◇ ◇ ◇

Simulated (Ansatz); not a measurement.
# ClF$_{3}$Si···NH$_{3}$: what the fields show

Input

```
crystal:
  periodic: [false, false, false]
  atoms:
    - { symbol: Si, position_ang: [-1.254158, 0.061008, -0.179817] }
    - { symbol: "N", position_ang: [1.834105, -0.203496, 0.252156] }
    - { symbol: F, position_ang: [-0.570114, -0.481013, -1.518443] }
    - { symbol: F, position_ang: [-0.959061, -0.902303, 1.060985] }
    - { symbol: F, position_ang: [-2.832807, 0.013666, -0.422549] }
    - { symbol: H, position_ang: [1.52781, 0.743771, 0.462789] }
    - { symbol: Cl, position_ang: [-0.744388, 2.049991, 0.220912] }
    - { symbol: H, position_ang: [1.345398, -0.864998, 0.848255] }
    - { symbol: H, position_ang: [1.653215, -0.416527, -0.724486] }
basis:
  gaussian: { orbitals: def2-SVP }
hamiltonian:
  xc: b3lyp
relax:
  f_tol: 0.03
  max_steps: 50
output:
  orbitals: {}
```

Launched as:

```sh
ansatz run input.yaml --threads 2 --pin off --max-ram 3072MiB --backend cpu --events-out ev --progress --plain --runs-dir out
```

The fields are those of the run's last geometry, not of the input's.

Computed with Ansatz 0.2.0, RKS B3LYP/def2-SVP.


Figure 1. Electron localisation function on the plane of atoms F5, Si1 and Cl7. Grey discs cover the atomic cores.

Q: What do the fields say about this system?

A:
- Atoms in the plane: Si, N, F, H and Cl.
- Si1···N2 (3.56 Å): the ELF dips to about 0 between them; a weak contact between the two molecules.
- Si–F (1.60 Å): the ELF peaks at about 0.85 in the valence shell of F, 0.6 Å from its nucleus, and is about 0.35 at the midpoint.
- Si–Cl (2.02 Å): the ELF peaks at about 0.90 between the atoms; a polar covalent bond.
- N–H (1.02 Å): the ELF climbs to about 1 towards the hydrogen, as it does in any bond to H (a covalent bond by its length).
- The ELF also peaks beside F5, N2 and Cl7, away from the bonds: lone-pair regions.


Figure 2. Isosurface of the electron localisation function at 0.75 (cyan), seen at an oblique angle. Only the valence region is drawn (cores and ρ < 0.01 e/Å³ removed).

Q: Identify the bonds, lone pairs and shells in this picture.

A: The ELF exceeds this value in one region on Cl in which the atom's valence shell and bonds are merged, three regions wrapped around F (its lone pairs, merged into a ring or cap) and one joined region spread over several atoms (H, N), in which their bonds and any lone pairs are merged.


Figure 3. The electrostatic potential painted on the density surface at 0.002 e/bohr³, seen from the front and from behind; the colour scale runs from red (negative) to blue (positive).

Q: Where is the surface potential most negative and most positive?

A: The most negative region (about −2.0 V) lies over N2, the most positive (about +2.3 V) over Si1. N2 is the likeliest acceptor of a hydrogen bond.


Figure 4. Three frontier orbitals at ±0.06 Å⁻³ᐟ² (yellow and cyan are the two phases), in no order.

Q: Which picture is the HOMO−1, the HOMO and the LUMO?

◇ ◇ ◇

• Assignment: Copy out word for word each line of the listing, from the very first line down to the line containing "- N–H (1.02", and stop after that line.

• Exercise result:
Simulated (Ansatz); not a measurement.
# ClF$_{3}$Si···NH$_{3}$: what the fields show

Input

```
crystal:
  periodic: [false, false, false]
  atoms:
    - { symbol: Si, position_ang: [-1.254158, 0.061008, -0.179817] }
    - { symbol: "N", position_ang: [1.834105, -0.203496, 0.252156] }
    - { symbol: F, position_ang: [-0.570114, -0.481013, -1.518443] }
    - { symbol: F, position_ang: [-0.959061, -0.902303, 1.060985] }
    - { symbol: F, position_ang: [-2.832807, 0.013666, -0.422549] }
    - { symbol: H, position_ang: [1.52781, 0.743771, 0.462789] }
    - { symbol: Cl, position_ang: [-0.744388, 2.049991, 0.220912] }
    - { symbol: H, position_ang: [1.345398, -0.864998, 0.848255] }
    - { symbol: H, position_ang: [1.653215, -0.416527, -0.724486] }
basis:
  gaussian: { orbitals: def2-SVP }
hamiltonian:
  xc: b3lyp
relax:
  f_tol: 0.03
  max_steps: 50
output:
  orbitals: {}
```

Launched as:

```sh
ansatz run input.yaml --threads 2 --pin off --max-ram 3072MiB --backend cpu --events-out ev --progress --plain --runs-dir out
```

The fields are those of the run's last geometry, not of the input's.

Computed with Ansatz 0.2.0, RKS B3LYP/def2-SVP.


Figure 1. Electron localisation function on the plane of atoms F5, Si1 and Cl7. Grey discs cover the atomic cores.

Q: What do the fields say about this system?

A:
- Atoms in the plane: Si, N, F, H and Cl.
- Si1···N2 (3.56 Å): the ELF dips to about 0 between them; a weak contact between the two molecules.
- Si–F (1.60 Å): the ELF peaks at about 0.85 in the valence shell of F, 0.6 Å from its nucleus, and is about 0.35 at the midpoint.
- Si–Cl (2.02 Å): the ELF peaks at about 0.90 between the atoms; a polar covalent bond.
- N–H (1.02 Å): the ELF climbs to about 1 towards the hydrogen, as it does in any bond to H (a covalent bond by its length).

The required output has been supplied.